[[ DATASET CONTENT open ]]
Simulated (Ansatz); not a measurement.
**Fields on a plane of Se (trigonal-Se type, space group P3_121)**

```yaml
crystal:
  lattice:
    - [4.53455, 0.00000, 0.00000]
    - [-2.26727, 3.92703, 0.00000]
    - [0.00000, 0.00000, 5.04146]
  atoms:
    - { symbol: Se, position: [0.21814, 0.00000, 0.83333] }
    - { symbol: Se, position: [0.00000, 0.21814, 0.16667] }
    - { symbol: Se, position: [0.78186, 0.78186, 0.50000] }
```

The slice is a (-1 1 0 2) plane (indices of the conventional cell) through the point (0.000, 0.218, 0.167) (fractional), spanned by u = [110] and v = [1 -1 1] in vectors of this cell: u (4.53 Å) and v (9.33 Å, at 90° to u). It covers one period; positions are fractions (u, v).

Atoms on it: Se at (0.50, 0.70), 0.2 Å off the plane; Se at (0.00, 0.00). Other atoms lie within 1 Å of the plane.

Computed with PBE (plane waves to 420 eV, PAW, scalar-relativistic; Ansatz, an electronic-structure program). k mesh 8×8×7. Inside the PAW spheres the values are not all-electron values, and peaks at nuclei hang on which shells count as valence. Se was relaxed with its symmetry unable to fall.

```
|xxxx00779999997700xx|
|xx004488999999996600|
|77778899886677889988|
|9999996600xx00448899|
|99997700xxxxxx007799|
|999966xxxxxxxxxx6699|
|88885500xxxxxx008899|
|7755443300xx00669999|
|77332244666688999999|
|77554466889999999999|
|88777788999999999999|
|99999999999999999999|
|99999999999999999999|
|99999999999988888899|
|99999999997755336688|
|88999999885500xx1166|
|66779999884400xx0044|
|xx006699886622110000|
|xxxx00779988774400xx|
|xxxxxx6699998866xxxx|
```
[[ DATASET CONTENT closed ]]

* **REQUIREMENT**: Exactly as they appear, please write out the lines from the opening of the listing above down to the line containing "Atoms on it: Se", with both end lines included.

* **EXERCISE RESULT**:
Simulated (Ansatz); not a measurement.
**Fields on a plane of Se (trigonal-Se type, space group P3_121)**

```yaml
crystal:
  lattice:
    - [4.53455, 0.00000, 0.00000]
    - [-2.26727, 3.92703, 0.00000]
    - [0.00000, 0.00000, 5.04146]
  atoms:
    - { symbol: Se, position: [0.21814, 0.00000, 0.83333] }
    - { symbol: Se, position: [0.00000, 0.21814, 0.16667] }
    - { symbol: Se, position: [0.78186, 0.78186, 0.50000] }
```

The slice is a (-1 1 0 2) plane (indices of the conventional cell) through the point (0.000, 0.218, 0.167) (fractional), spanned by u = [110] and v = [1 -1 1] in vectors of this cell: u (4.53 Å) and v (9.33 Å, at 90° to u). It covers one period; positions are fractions (u, v).

Atoms on it: Se at (0.50, 0.70), 0.2 Å off the plane; Se at (0.00, 0.00). Other atoms lie within 1 Å of the plane.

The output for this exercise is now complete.